-- MATERIAL SUPPLIED follows --

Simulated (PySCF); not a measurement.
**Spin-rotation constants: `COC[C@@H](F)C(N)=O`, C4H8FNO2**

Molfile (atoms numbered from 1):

-- MATERIAL SUPPLIED concluded --

**WORK REQUEST**
This exercise requires an exact copy of all the records.

**TASK SOLUTION**
Simulated (PySCF); not a measurement.
**Spin-rotation constants: `COC[C@@H](F)C(N)=O`, C4H8FNO2**

Molfile (atoms numbered from 1):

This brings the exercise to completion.